Requirement:
Print back every record below, exactly as it stands.

Record excerpts:
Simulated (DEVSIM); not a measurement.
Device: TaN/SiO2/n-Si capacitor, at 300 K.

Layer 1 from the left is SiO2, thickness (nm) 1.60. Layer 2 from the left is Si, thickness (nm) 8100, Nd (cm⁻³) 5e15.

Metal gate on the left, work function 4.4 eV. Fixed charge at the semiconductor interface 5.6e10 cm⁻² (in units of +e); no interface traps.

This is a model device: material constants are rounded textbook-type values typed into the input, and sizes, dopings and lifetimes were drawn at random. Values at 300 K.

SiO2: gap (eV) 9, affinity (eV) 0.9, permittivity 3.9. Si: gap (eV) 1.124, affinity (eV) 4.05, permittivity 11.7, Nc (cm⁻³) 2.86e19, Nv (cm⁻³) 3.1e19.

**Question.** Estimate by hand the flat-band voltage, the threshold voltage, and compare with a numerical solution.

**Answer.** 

Task solution:
Simulated (DEVSIM); not a measurement.
Device: TaN/SiO2/n-Si capacitor, at 300 K.

Layer 1 from the left is SiO2, thickness (nm) 1.60. Layer 2 from the left is Si, thickness (nm) 8100, Nd (cm⁻³) 5e15.

Metal gate on the left, work function 4.4 eV. Fixed charge at the semiconductor interface 5.6e10 cm⁻² (in units of +e); no interface traps.

This is a model device: material constants are rounded textbook-type values typed into the input, and sizes, dopings and lifetimes were drawn at random. Values at 300 K.

SiO2: gap (eV) 9, affinity (eV) 0.9, permittivity 3.9. Si: gap (eV) 1.124, affinity (eV) 4.05, permittivity 11.7, Nc (cm⁻³) 2.86e19, Nv (cm⁻³) 3.1e19.

**Question.** Estimate by hand the flat-band voltage, the threshold voltage, and compare with a numerical solution.

**Answer.** 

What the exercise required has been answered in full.